——————————

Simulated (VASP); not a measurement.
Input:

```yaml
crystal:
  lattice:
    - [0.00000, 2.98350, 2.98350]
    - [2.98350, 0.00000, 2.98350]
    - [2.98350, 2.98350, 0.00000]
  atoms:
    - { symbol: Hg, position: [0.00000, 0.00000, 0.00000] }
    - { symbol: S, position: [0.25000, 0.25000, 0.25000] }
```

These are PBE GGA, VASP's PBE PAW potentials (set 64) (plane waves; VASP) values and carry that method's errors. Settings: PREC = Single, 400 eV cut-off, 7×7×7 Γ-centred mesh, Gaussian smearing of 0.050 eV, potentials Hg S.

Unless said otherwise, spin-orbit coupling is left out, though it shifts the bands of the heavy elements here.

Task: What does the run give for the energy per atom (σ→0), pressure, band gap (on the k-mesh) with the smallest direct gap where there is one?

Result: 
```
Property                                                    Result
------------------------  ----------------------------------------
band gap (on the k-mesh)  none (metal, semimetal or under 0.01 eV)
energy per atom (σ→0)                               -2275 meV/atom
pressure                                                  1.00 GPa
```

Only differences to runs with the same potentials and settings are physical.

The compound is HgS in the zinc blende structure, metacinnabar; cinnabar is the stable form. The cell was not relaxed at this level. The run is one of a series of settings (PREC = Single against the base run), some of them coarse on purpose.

——————————

◆ Assigned task
Once you have read the entries, reproduce each one exactly.

◆ Task answer
Simulated (VASP); not a measurement.
Input:

```yaml
crystal:
  lattice:
    - [0.00000, 2.98350, 2.98350]
    - [2.98350, 0.00000, 2.98350]
    - [2.98350, 2.98350, 0.00000]
  atoms:
    - { symbol: Hg, position: [0.00000, 0.00000, 0.00000] }
    - { symbol: S, position: [0.25000, 0.25000, 0.25000] }
```

These are PBE GGA, VASP's PBE PAW potentials (set 64) (plane waves; VASP) values and carry that method's errors. Settings: PREC = Single, 400 eV cut-off, 7×7×7 Γ-centred mesh, Gaussian smearing of 0.050 eV, potentials Hg S.

Unless said otherwise, spin-orbit coupling is left out, though it shifts the bands of the heavy elements here.

Task: What does the run give for the energy per atom (σ→0), pressure, band gap (on the k-mesh) with the smallest direct gap where there is one?

Result: 
```
Property                                                    Result
------------------------  ----------------------------------------
band gap (on the k-mesh)  none (metal, semimetal or under 0.01 eV)
energy per atom (σ→0)                               -2275 meV/atom
pressure                                                  1.00 GPa
```

Only differences to runs with the same potentials and settings are physical.

The compound is HgS in the zinc blende structure, metacinnabar; cinnabar is the stable form. The cell was not relaxed at this level. The run is one of a series of settings (PREC = Single against the base run), some of them coarse on purpose.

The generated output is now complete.